============

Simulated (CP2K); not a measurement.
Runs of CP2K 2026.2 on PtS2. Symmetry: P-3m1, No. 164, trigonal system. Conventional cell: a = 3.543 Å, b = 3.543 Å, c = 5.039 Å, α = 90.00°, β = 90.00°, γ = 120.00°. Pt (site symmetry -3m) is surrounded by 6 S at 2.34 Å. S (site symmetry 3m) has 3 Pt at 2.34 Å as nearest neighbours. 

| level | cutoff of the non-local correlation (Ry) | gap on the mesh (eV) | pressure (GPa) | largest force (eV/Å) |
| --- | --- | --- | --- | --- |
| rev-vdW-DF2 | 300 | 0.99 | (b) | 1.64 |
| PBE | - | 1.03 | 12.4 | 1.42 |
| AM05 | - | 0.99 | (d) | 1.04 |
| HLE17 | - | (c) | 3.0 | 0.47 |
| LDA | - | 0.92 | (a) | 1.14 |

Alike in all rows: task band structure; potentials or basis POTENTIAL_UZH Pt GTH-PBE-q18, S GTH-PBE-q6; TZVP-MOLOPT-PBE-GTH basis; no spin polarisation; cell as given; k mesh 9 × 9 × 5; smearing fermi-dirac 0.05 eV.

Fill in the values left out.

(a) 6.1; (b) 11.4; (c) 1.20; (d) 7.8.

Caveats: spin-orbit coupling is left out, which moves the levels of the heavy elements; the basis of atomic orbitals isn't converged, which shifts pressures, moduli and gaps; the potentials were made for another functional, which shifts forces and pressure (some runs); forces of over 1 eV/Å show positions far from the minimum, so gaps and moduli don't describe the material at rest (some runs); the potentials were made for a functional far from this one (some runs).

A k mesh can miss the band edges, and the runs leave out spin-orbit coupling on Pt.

============

### ACTIVITY:
Out of the material above, output word for word the line with "Fill in the values left out.", the line with "Caveats: spin-orbit coupling", and all lines between them, with nothing else.

### ANSWER BOX:
Fill in the values left out.

(a) 6.1; (b) 11.4; (c) 1.20; (d) 7.8.

Caveats: spin-orbit coupling is left out, which moves the levels of the heavy elements; the basis of atomic orbitals isn't converged, which shifts pressures, moduli and gaps; the potentials were made for another functional, which shifts forces and pressure (some runs); forces of over 1 eV/Å show positions far from the minimum, so gaps and moduli don't describe the material at rest (some runs); the potentials were made for a functional far from this one (some runs).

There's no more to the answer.